Record excerpts –
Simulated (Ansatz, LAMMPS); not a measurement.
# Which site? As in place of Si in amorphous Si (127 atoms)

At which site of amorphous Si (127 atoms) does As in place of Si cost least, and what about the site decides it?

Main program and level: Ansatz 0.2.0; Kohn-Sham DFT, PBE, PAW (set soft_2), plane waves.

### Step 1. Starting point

Activity – All records must be repeated exactly, with none skipped.

Your response –
Simulated (Ansatz, LAMMPS); not a measurement.
# Which site? As in place of Si in amorphous Si (127 atoms)

At which site of amorphous Si (127 atoms) does As in place of Si cost least, and what about the site decides it?

Main program and level: Ansatz 0.2.0; Kohn-Sham DFT, PBE, PAW (set soft_2), plane waves.

### Step 1. Starting point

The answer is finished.